╭─ Material provided

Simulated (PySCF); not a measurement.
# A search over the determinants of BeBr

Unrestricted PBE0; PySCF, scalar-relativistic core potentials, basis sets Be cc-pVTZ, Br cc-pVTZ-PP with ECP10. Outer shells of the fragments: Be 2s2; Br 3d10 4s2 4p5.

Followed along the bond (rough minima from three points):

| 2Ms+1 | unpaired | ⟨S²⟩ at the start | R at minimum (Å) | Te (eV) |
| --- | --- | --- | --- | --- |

╰─

* **Requirement**:
Give back the data exactly.

* **Expected answer**:
Simulated (PySCF); not a measurement.
# A search over the determinants of BeBr

Unrestricted PBE0; PySCF, scalar-relativistic core potentials, basis sets Be cc-pVTZ, Br cc-pVTZ-PP with ECP10. Outer shells of the fragments: Be 2s2; Br 3d10 4s2 4p5.

Followed along the bond (rough minima from three points):

| 2Ms+1 | unpaired | ⟨S²⟩ at the start | R at minimum (Å) | Te (eV) |
| --- | --- | --- | --- | --- |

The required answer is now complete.